= Work request =
The material is to be repeated exactly, from first line to last.

※ ※ ※
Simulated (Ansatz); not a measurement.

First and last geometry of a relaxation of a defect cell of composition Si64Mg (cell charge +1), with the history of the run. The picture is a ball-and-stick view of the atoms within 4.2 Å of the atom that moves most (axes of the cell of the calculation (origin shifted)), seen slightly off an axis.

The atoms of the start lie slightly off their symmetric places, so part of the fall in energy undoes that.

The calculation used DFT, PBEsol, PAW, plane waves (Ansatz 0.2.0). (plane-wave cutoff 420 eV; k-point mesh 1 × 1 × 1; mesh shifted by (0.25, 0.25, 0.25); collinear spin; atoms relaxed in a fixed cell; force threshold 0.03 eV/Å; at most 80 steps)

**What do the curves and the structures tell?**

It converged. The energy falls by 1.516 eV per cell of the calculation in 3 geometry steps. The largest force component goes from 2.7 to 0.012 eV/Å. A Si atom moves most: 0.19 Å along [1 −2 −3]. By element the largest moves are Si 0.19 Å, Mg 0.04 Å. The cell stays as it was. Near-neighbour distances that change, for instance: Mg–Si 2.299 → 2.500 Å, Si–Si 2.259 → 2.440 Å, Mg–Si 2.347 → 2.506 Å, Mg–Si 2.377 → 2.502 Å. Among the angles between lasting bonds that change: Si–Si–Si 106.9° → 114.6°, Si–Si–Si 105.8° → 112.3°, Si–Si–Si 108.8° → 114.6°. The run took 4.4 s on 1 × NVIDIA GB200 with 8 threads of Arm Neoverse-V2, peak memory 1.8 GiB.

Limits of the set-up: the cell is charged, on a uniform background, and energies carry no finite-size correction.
※ ※ ※

= Answer space =
Simulated (Ansatz); not a measurement.

First and last geometry of a relaxation of a defect cell of composition Si64Mg (cell charge +1), with the history of the run. The picture is a ball-and-stick view of the atoms within 4.2 Å of the atom that moves most (axes of the cell of the calculation (origin shifted)), seen slightly off an axis.

The atoms of the start lie slightly off their symmetric places, so part of the fall in energy undoes that.

The calculation used DFT, PBEsol, PAW, plane waves (Ansatz 0.2.0). (plane-wave cutoff 420 eV; k-point mesh 1 × 1 × 1; mesh shifted by (0.25, 0.25, 0.25); collinear spin; atoms relaxed in a fixed cell; force threshold 0.03 eV/Å; at most 80 steps)

**What do the curves and the structures tell?**

It converged. The energy falls by 1.516 eV per cell of the calculation in 3 geometry steps. The largest force component goes from 2.7 to 0.012 eV/Å. A Si atom moves most: 0.19 Å along [1 −2 −3]. By element the largest moves are Si 0.19 Å, Mg 0.04 Å. The cell stays as it was. Near-neighbour distances that change, for instance: Mg–Si 2.299 → 2.500 Å, Si–Si 2.259 → 2.440 Å, Mg–Si 2.347 → 2.506 Å, Mg–Si 2.377 → 2.502 Å. Among the angles between lasting bonds that change: Si–Si–Si 106.9° → 114.6°, Si–Si–Si 105.8° → 112.3°, Si–Si–Si 108.8° → 114.6°. The run took 4.4 s on 1 × NVIDIA GB200 with 8 threads of Arm Neoverse-V2, peak memory 1.8 GiB.

Limits of the set-up: the cell is charged, on a uniform background, and energies carry no finite-size correction.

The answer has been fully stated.